• _RECORD EXTRACTS_:
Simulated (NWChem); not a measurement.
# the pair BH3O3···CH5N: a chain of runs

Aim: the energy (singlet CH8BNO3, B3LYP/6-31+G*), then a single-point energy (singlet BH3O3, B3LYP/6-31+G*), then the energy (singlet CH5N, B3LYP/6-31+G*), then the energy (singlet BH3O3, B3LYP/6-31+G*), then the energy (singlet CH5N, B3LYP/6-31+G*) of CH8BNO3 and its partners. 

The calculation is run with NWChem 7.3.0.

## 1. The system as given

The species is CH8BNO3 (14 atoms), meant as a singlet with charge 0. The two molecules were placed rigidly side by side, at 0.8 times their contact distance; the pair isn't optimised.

• _REQUIREMENT_:
For this exercise, give every entry again exactly as it appears.

• _EXERCISE RESULT_:
Simulated (NWChem); not a measurement.
# the pair BH3O3···CH5N: a chain of runs

Aim: the energy (singlet CH8BNO3, B3LYP/6-31+G*), then a single-point energy (singlet BH3O3, B3LYP/6-31+G*), then the energy (singlet CH5N, B3LYP/6-31+G*), then the energy (singlet BH3O3, B3LYP/6-31+G*), then the energy (singlet CH5N, B3LYP/6-31+G*) of CH8BNO3 and its partners. 

The calculation is run with NWChem 7.3.0.

## 1. The system as given

The species is CH8BNO3 (14 atoms), meant as a singlet with charge 0. The two molecules were placed rigidly side by side, at 0.8 times their contact distance; the pair isn't optimised.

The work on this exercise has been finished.